▸ Supplied entries
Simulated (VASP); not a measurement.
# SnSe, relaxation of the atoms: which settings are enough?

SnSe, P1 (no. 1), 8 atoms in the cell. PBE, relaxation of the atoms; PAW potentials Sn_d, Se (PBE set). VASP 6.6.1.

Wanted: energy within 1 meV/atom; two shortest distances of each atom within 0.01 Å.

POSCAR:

▸ Required action
Reproduce, exactly and without additions, the run of lines from the start of the listing above to the line bearing "Wanted: energy within", inclusive.

▸ Written answer
Simulated (VASP); not a measurement.
# SnSe, relaxation of the atoms: which settings are enough?

SnSe, P1 (no. 1), 8 atoms in the cell. PBE, relaxation of the atoms; PAW potentials Sn_d, Se (PBE set). VASP 6.6.1.

Wanted: energy within 1 meV/atom; two shortest distances of each atom within 0.01 Å.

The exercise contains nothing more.